§ **Requirement**:
For this exercise, return all the data exactly as it stands.

§ **Given information**:

┏━━

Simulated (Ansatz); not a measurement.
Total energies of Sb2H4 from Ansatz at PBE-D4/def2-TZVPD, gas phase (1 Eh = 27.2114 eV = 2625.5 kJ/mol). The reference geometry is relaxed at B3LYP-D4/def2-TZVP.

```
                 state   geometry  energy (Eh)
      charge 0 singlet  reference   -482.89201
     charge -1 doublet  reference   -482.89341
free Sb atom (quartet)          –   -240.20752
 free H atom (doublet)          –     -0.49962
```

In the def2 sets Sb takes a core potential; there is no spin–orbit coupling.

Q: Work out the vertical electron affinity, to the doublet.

┗━━

§ **Answer space**:
Simulated (Ansatz); not a measurement.
Total energies of Sb2H4 from Ansatz at PBE-D4/def2-TZVPD, gas phase (1 Eh = 27.2114 eV = 2625.5 kJ/mol). The reference geometry is relaxed at B3LYP-D4/def2-TZVP.

```
                 state   geometry  energy (Eh)
      charge 0 singlet  reference   -482.89201
     charge -1 doublet  reference   -482.89341
free Sb atom (quartet)          –   -240.20752
 free H atom (doublet)          –     -0.49962
```

In the def2 sets Sb takes a core potential; there is no spin–orbit coupling.

Q: Work out the vertical electron affinity, to the doublet.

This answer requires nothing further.